**Material provided**.

========================================================================

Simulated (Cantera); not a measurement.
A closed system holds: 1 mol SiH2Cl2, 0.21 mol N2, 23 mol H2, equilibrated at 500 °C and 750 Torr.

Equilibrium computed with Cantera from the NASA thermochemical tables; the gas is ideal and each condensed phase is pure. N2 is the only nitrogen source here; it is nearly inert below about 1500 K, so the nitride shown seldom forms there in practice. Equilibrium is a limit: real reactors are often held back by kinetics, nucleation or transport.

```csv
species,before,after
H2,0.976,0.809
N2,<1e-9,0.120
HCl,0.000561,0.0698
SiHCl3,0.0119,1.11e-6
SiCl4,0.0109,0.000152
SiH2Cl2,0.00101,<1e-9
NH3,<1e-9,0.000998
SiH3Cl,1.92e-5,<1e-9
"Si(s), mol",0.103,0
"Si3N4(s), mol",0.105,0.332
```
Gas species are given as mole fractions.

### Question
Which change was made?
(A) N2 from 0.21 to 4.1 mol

========================================================================

**Activity**. Return the entries above in full and exactly as written.

**Reply**.
Simulated (Cantera); not a measurement.
A closed system holds: 1 mol SiH2Cl2, 0.21 mol N2, 23 mol H2, equilibrated at 500 °C and 750 Torr.

Equilibrium computed with Cantera from the NASA thermochemical tables; the gas is ideal and each condensed phase is pure. N2 is the only nitrogen source here; it is nearly inert below about 1500 K, so the nitride shown seldom forms there in practice. Equilibrium is a limit: real reactors are often held back by kinetics, nucleation or transport.

```csv
species,before,after
H2,0.976,0.809
N2,<1e-9,0.120
HCl,0.000561,0.0698
SiHCl3,0.0119,1.11e-6
SiCl4,0.0109,0.000152
SiH2Cl2,0.00101,<1e-9
NH3,<1e-9,0.000998
SiH3Cl,1.92e-5,<1e-9
"Si(s), mol",0.103,0
"Si3N4(s), mol",0.105,0.332
```
Gas species are given as mole fractions.

### Question
Which change was made?
(A) N2 from 0.21 to 4.1 mol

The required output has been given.